**DATA SUPPLIED**
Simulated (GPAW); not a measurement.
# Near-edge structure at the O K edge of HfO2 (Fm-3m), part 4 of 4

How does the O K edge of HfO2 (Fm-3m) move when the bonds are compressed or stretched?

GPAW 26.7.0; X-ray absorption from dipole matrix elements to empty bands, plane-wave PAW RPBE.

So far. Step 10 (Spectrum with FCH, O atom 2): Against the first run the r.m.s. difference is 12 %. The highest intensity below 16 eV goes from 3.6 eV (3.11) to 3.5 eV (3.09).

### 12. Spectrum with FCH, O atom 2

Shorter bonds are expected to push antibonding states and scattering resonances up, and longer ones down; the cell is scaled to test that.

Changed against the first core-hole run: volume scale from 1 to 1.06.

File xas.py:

**ACTION ITEM**
Would you print exactly the lines from the first line of the entries above through the line that has "Changed against the", both included, and stop there?

**TASK ANSWER**
Simulated (GPAW); not a measurement.
# Near-edge structure at the O K edge of HfO2 (Fm-3m), part 4 of 4

How does the O K edge of HfO2 (Fm-3m) move when the bonds are compressed or stretched?

GPAW 26.7.0; X-ray absorption from dipole matrix elements to empty bands, plane-wave PAW RPBE.

So far. Step 10 (Spectrum with FCH, O atom 2): Against the first run the r.m.s. difference is 12 %. The highest intensity below 16 eV goes from 3.6 eV (3.11) to 3.5 eV (3.09).

### 12. Spectrum with FCH, O atom 2

Shorter bonds are expected to push antibonding states and scattering resonances up, and longer ones down; the cell is scaled to test that.

Changed against the first core-hole run: volume scale from 1 to 1.06.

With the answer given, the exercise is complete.